=-=-=

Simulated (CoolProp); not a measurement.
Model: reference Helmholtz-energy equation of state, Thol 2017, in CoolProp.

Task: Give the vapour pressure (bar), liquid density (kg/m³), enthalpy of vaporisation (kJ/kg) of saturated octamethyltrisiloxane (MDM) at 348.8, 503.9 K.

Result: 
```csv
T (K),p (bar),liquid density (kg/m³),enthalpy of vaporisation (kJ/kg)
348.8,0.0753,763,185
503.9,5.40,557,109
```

=-=-=

ASSIGNED TASK> Print the records verbatim, stopping after the "Model: reference Helmholtz-energy" line.

RESPONSE BOX>
Simulated (CoolProp); not a measurement.
Model: reference Helmholtz-energy equation of state, Thol 2017, in CoolProp.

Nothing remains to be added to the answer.